* **Data extracts**

*** Block opens ***

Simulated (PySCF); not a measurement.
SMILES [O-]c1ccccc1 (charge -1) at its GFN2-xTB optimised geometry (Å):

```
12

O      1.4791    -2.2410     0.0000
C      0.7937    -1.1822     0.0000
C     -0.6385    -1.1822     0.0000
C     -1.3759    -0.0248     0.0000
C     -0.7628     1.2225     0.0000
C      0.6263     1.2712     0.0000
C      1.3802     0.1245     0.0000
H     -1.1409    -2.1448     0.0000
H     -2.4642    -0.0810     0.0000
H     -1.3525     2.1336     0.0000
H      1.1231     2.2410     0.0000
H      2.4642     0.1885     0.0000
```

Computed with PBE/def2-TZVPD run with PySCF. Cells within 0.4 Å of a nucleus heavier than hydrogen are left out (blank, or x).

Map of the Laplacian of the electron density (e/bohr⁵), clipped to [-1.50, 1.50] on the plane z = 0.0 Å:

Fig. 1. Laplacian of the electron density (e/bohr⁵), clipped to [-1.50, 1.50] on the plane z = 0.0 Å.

*** Block closes ***

* **Required action**
The required output is the exact run of lines from the beginning of the listing above to the line that contains "Map of the Laplacian", inclusive of both.

* **Task result**
Simulated (PySCF); not a measurement.
SMILES [O-]c1ccccc1 (charge -1) at its GFN2-xTB optimised geometry (Å):

```
12

O      1.4791    -2.2410     0.0000
C      0.7937    -1.1822     0.0000
C     -0.6385    -1.1822     0.0000
C     -1.3759    -0.0248     0.0000
C     -0.7628     1.2225     0.0000
C      0.6263     1.2712     0.0000
C      1.3802     0.1245     0.0000
H     -1.1409    -2.1448     0.0000
H     -2.4642    -0.0810     0.0000
H     -1.3525     2.1336     0.0000
H      1.1231     2.2410     0.0000
H      2.4642     0.1885     0.0000
```

Computed with PBE/def2-TZVPD run with PySCF. Cells within 0.4 Å of a nucleus heavier than hydrogen are left out (blank, or x).

Map of the Laplacian of the electron density (e/bohr⁵), clipped to [-1.50, 1.50] on the plane z = 0.0 Å:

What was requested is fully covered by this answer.